◆ EXERCISE DATA:
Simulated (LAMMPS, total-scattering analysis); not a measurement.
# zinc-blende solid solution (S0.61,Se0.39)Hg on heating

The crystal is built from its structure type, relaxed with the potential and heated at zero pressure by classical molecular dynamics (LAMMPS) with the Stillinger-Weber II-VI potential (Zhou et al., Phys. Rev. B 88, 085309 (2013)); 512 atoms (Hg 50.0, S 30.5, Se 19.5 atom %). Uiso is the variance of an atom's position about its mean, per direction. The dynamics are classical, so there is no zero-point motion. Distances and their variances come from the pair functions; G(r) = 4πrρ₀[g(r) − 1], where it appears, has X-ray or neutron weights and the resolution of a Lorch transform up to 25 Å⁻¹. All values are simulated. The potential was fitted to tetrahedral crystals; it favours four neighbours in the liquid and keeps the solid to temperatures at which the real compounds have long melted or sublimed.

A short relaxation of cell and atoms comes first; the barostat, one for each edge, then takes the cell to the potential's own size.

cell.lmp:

◆ WORK REQUEST:
Only the lines above starting with the one with "# zinc-blende solid" and going through the one with "The crystal is" are to be copied, word for word and with both ends kept.

◆ EXERCISE SOLUTION:
# zinc-blende solid solution (S0.61,Se0.39)Hg on heating

The crystal is built from its structure type, relaxed with the potential and heated at zero pressure by classical molecular dynamics (LAMMPS) with the Stillinger-Weber II-VI potential (Zhou et al., Phys. Rev. B 88, 085309 (2013)); 512 atoms (Hg 50.0, S 30.5, Se 19.5 atom %). Uiso is the variance of an atom's position about its mean, per direction. The dynamics are classical, so there is no zero-point motion. Distances and their variances come from the pair functions; G(r) = 4πrρ₀[g(r) − 1], where it appears, has X-ray or neutron weights and the resolution of a Lorch transform up to 25 Å⁻¹. All values are simulated. The potential was fitted to tetrahedral crystals; it favours four neighbours in the liquid and keeps the solid to temperatures at which the real compounds have long melted or sublimed.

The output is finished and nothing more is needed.